Print the data below exactly, but only the lines from the one containing "against plane waves**" down to the one containing "## (2) The reference input", inclusive.

=-=-=-=-=

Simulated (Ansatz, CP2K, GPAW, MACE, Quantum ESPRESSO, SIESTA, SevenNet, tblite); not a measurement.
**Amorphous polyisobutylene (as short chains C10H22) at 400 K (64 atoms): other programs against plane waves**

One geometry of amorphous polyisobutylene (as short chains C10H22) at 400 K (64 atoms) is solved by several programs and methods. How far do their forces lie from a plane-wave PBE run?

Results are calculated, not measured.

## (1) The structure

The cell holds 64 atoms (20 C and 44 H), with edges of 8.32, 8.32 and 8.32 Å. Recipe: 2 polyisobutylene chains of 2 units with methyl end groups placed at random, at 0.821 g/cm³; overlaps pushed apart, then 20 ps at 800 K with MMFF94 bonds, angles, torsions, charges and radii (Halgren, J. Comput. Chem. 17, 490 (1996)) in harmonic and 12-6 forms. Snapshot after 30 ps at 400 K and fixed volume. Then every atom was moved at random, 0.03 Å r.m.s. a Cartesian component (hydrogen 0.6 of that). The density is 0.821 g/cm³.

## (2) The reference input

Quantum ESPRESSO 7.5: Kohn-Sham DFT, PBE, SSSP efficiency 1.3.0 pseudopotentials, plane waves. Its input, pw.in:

=-=-=-=-=

### Answer section
**Amorphous polyisobutylene (as short chains C10H22) at 400 K (64 atoms): other programs against plane waves**

One geometry of amorphous polyisobutylene (as short chains C10H22) at 400 K (64 atoms) is solved by several programs and methods. How far do their forces lie from a plane-wave PBE run?

Results are calculated, not measured.

## (1) The structure

The cell holds 64 atoms (20 C and 44 H), with edges of 8.32, 8.32 and 8.32 Å. Recipe: 2 polyisobutylene chains of 2 units with methyl end groups placed at random, at 0.821 g/cm³; overlaps pushed apart, then 20 ps at 800 K with MMFF94 bonds, angles, torsions, charges and radii (Halgren, J. Comput. Chem. 17, 490 (1996)) in harmonic and 12-6 forms. Snapshot after 30 ps at 400 K and fixed volume. Then every atom was moved at random, 0.03 Å r.m.s. a Cartesian component (hydrogen 0.6 of that). The density is 0.821 g/cm³.

## (2) The reference input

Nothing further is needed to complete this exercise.